▶ **SUPPLIED ENTRIES**:
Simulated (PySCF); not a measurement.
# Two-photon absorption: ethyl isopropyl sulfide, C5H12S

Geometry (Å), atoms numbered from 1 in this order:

▶ **ASSIGNED TASK**: Reproduce the material above. Do not change a word.

▶ **PROBLEM SOLUTION**:
Simulated (PySCF); not a measurement.
# Two-photon absorption: ethyl isopropyl sulfide, C5H12S

Geometry (Å), atoms numbered from 1 in this order:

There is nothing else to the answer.